> _WORK ORDER_:
Give again the entries below exactly, beginning at the first line and ending at the line with "- band gap (on".

'''
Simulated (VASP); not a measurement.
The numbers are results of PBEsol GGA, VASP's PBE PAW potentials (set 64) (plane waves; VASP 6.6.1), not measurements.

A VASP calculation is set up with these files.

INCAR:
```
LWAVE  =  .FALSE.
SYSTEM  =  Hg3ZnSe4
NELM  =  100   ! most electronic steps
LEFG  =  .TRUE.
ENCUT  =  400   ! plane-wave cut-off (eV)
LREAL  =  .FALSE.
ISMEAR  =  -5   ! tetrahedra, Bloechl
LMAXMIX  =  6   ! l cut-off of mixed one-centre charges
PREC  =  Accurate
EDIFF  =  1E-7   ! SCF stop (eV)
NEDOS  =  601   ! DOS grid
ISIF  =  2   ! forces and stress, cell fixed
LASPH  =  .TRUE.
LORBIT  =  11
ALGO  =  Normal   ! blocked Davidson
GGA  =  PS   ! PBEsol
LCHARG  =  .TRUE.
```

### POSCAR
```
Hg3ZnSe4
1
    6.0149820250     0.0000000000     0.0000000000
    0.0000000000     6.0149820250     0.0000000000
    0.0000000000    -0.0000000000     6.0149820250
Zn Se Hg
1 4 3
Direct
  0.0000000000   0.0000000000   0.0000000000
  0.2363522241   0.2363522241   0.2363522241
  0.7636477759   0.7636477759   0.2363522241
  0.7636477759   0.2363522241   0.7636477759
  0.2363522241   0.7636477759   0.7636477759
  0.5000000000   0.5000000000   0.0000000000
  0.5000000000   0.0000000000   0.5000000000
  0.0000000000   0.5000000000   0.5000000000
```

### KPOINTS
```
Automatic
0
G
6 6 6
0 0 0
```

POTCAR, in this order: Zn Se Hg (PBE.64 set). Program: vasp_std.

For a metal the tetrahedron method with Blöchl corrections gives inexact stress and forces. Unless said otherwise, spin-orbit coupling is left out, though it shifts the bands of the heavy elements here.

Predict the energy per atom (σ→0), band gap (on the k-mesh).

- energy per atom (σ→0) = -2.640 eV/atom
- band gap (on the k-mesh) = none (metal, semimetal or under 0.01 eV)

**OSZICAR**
'''

> _WRITTEN SOLUTION_:
Simulated (VASP); not a measurement.
The numbers are results of PBEsol GGA, VASP's PBE PAW potentials (set 64) (plane waves; VASP 6.6.1), not measurements.

A VASP calculation is set up with these files.

INCAR:
```
LWAVE  =  .FALSE.
SYSTEM  =  Hg3ZnSe4
NELM  =  100   ! most electronic steps
LEFG  =  .TRUE.
ENCUT  =  400   ! plane-wave cut-off (eV)
LREAL  =  .FALSE.
ISMEAR  =  -5   ! tetrahedra, Bloechl
LMAXMIX  =  6   ! l cut-off of mixed one-centre charges
PREC  =  Accurate
EDIFF  =  1E-7   ! SCF stop (eV)
NEDOS  =  601   ! DOS grid
ISIF  =  2   ! forces and stress, cell fixed
LASPH  =  .TRUE.
LORBIT  =  11
ALGO  =  Normal   ! blocked Davidson
GGA  =  PS   ! PBEsol
LCHARG  =  .TRUE.
```

### POSCAR
```
Hg3ZnSe4
1
    6.0149820250     0.0000000000     0.0000000000
    0.0000000000     6.0149820250     0.0000000000
    0.0000000000    -0.0000000000     6.0149820250
Zn Se Hg
1 4 3
Direct
  0.0000000000   0.0000000000   0.0000000000
  0.2363522241   0.2363522241   0.2363522241
  0.7636477759   0.7636477759   0.2363522241
  0.7636477759   0.2363522241   0.7636477759
  0.2363522241   0.7636477759   0.7636477759
  0.5000000000   0.5000000000   0.0000000000
  0.5000000000   0.0000000000   0.5000000000
  0.0000000000   0.5000000000   0.5000000000
```

### KPOINTS
```
Automatic
0
G
6 6 6
0 0 0
```

POTCAR, in this order: Zn Se Hg (PBE.64 set). Program: vasp_std.

For a metal the tetrahedron method with Blöchl corrections gives inexact stress and forces. Unless said otherwise, spin-orbit coupling is left out, though it shifts the bands of the heavy elements here.

Predict the energy per atom (σ→0), band gap (on the k-mesh).

- energy per atom (σ→0) = -2.640 eV/atom
- band gap (on the k-mesh) = none (metal, semimetal or under 0.01 eV)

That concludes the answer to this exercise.